* Task item *
Your output should consist of the data, copied exactly.

Data supplied Start Marker
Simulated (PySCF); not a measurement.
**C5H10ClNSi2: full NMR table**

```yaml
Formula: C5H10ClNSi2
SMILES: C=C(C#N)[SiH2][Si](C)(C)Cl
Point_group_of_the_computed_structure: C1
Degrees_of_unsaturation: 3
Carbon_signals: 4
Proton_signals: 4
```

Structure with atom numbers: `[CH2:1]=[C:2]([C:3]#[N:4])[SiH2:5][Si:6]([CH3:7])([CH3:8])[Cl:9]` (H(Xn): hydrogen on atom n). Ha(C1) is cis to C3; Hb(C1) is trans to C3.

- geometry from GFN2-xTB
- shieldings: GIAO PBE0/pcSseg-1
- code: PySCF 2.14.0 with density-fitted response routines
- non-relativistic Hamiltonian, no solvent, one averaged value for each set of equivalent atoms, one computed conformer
Data supplied End Marker

* Exercise solution *
Simulated (PySCF); not a measurement.
**C5H10ClNSi2: full NMR table**

```yaml
Formula: C5H10ClNSi2
SMILES: C=C(C#N)[SiH2][Si](C)(C)Cl
Point_group_of_the_computed_structure: C1
Degrees_of_unsaturation: 3
Carbon_signals: 4
Proton_signals: 4
```

Structure with atom numbers: `[CH2:1]=[C:2]([C:3]#[N:4])[SiH2:5][Si:6]([CH3:7])([CH3:8])[Cl:9]` (H(Xn): hydrogen on atom n). Ha(C1) is cis to C3; Hb(C1) is trans to C3.

- geometry from GFN2-xTB
- shieldings: GIAO PBE0/pcSseg-1
- code: PySCF 2.14.0 with density-fitted response routines
- non-relativistic Hamiltonian, no solvent, one averaged value for each set of equivalent atoms, one computed conformer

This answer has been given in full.